_Task item_
Only these lines are needed: the first line of the entries below through the line with "0.0000 | 0.5130 |", each returned exactly.

══════
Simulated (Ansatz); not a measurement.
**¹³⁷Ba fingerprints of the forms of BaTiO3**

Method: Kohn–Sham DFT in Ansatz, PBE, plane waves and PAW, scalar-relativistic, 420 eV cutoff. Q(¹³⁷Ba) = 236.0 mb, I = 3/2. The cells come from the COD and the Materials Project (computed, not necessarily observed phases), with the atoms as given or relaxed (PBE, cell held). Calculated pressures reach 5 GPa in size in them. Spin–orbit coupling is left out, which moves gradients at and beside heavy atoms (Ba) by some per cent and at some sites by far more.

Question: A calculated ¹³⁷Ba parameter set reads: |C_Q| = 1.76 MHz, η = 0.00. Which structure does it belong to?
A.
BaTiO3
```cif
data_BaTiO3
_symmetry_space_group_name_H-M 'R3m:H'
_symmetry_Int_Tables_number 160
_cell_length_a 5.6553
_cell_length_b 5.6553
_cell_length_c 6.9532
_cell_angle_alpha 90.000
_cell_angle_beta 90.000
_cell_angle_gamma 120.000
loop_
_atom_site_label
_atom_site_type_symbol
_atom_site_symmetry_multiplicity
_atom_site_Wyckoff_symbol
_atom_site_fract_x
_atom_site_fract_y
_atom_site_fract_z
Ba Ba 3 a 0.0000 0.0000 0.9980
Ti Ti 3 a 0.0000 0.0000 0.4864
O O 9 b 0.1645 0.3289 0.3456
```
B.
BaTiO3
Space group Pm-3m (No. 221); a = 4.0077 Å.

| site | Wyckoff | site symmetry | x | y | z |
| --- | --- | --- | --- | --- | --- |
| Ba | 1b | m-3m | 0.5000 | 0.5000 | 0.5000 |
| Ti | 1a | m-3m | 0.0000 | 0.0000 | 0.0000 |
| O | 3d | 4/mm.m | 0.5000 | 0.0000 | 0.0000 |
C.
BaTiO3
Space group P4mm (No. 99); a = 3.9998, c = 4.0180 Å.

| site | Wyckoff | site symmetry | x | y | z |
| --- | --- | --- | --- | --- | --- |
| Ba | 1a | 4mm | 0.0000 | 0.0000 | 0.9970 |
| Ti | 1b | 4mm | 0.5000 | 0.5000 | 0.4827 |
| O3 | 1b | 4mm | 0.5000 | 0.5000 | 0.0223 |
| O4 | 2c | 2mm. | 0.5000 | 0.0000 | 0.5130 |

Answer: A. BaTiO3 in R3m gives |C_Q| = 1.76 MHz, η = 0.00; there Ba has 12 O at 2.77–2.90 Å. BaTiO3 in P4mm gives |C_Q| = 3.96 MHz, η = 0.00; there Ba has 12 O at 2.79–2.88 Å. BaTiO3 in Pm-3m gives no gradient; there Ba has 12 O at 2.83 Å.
══════

_Response_
Simulated (Ansatz); not a measurement.
**¹³⁷Ba fingerprints of the forms of BaTiO3**

Method: Kohn–Sham DFT in Ansatz, PBE, plane waves and PAW, scalar-relativistic, 420 eV cutoff. Q(¹³⁷Ba) = 236.0 mb, I = 3/2. The cells come from the COD and the Materials Project (computed, not necessarily observed phases), with the atoms as given or relaxed (PBE, cell held). Calculated pressures reach 5 GPa in size in them. Spin–orbit coupling is left out, which moves gradients at and beside heavy atoms (Ba) by some per cent and at some sites by far more.

Question: A calculated ¹³⁷Ba parameter set reads: |C_Q| = 1.76 MHz, η = 0.00. Which structure does it belong to?
A.
BaTiO3
```cif
data_BaTiO3
_symmetry_space_group_name_H-M 'R3m:H'
_symmetry_Int_Tables_number 160
_cell_length_a 5.6553
_cell_length_b 5.6553
_cell_length_c 6.9532
_cell_angle_alpha 90.000
_cell_angle_beta 90.000
_cell_angle_gamma 120.000
loop_
_atom_site_label
_atom_site_type_symbol
_atom_site_symmetry_multiplicity
_atom_site_Wyckoff_symbol
_atom_site_fract_x
_atom_site_fract_y
_atom_site_fract_z
Ba Ba 3 a 0.0000 0.0000 0.9980
Ti Ti 3 a 0.0000 0.0000 0.4864
O O 9 b 0.1645 0.3289 0.3456
```
B.
BaTiO3
Space group Pm-3m (No. 221); a = 4.0077 Å.

| site | Wyckoff | site symmetry | x | y | z |
| --- | --- | --- | --- | --- | --- |
| Ba | 1b | m-3m | 0.5000 | 0.5000 | 0.5000 |
| Ti | 1a | m-3m | 0.0000 | 0.0000 | 0.0000 |
| O | 3d | 4/mm.m | 0.5000 | 0.0000 | 0.0000 |
C.
BaTiO3
Space group P4mm (No. 99); a = 3.9998, c = 4.0180 Å.

| site | Wyckoff | site symmetry | x | y | z |
| --- | --- | --- | --- | --- | --- |
| Ba | 1a | 4mm | 0.0000 | 0.0000 | 0.9970 |
| Ti | 1b | 4mm | 0.5000 | 0.5000 | 0.4827 |
| O3 | 1b | 4mm | 0.5000 | 0.5000 | 0.0223 |
| O4 | 2c | 2mm. | 0.5000 | 0.0000 | 0.5130 |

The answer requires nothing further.